━━━━━ Stored data ━━━━━

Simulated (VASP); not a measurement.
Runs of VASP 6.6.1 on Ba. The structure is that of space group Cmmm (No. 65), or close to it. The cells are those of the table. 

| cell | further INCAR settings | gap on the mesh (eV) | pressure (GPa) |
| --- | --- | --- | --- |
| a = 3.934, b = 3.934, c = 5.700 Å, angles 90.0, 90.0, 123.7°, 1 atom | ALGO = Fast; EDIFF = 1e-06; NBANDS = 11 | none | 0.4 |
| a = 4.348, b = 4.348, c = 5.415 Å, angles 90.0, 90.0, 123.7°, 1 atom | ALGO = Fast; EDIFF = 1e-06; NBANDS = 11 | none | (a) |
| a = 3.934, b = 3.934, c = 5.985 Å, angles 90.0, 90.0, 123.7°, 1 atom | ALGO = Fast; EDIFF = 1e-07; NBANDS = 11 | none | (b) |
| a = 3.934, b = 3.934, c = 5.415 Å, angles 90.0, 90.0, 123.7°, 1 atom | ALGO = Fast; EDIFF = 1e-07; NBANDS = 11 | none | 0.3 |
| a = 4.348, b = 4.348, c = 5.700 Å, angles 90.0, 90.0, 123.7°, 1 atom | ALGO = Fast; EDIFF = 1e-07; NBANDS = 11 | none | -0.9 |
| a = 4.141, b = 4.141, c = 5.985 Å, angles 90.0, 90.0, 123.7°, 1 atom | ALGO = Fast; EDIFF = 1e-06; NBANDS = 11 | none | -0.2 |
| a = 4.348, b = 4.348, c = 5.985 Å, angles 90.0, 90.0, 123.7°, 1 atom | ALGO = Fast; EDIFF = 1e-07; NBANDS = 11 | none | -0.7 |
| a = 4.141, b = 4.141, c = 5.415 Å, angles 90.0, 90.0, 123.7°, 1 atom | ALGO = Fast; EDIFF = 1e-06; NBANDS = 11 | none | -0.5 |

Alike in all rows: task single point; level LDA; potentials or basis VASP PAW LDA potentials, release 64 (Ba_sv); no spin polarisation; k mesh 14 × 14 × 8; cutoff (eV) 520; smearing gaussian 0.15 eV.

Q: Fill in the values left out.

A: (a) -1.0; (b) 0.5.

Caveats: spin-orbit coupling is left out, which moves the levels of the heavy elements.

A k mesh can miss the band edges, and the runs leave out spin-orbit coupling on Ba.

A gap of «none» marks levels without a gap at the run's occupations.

━━━━━

*Task item*: Give back the opening line of the records above and every line after it, up to and including the one with "Caveats: spin-orbit coupling", unchanged.

*Answer box*:
Simulated (VASP); not a measurement.
Runs of VASP 6.6.1 on Ba. The structure is that of space group Cmmm (No. 65), or close to it. The cells are those of the table. 

| cell | further INCAR settings | gap on the mesh (eV) | pressure (GPa) |
| --- | --- | --- | --- |
| a = 3.934, b = 3.934, c = 5.700 Å, angles 90.0, 90.0, 123.7°, 1 atom | ALGO = Fast; EDIFF = 1e-06; NBANDS = 11 | none | 0.4 |
| a = 4.348, b = 4.348, c = 5.415 Å, angles 90.0, 90.0, 123.7°, 1 atom | ALGO = Fast; EDIFF = 1e-06; NBANDS = 11 | none | (a) |
| a = 3.934, b = 3.934, c = 5.985 Å, angles 90.0, 90.0, 123.7°, 1 atom | ALGO = Fast; EDIFF = 1e-07; NBANDS = 11 | none | (b) |
| a = 3.934, b = 3.934, c = 5.415 Å, angles 90.0, 90.0, 123.7°, 1 atom | ALGO = Fast; EDIFF = 1e-07; NBANDS = 11 | none | 0.3 |
| a = 4.348, b = 4.348, c = 5.700 Å, angles 90.0, 90.0, 123.7°, 1 atom | ALGO = Fast; EDIFF = 1e-07; NBANDS = 11 | none | -0.9 |
| a = 4.141, b = 4.141, c = 5.985 Å, angles 90.0, 90.0, 123.7°, 1 atom | ALGO = Fast; EDIFF = 1e-06; NBANDS = 11 | none | -0.2 |
| a = 4.348, b = 4.348, c = 5.985 Å, angles 90.0, 90.0, 123.7°, 1 atom | ALGO = Fast; EDIFF = 1e-07; NBANDS = 11 | none | -0.7 |
| a = 4.141, b = 4.141, c = 5.415 Å, angles 90.0, 90.0, 123.7°, 1 atom | ALGO = Fast; EDIFF = 1e-06; NBANDS = 11 | none | -0.5 |

Alike in all rows: task single point; level LDA; potentials or basis VASP PAW LDA potentials, release 64 (Ba_sv); no spin polarisation; k mesh 14 × 14 × 8; cutoff (eV) 520; smearing gaussian 0.15 eV.

Q: Fill in the values left out.

A: (a) -1.0; (b) 0.5.

Caveats: spin-orbit coupling is left out, which moves the levels of the heavy elements.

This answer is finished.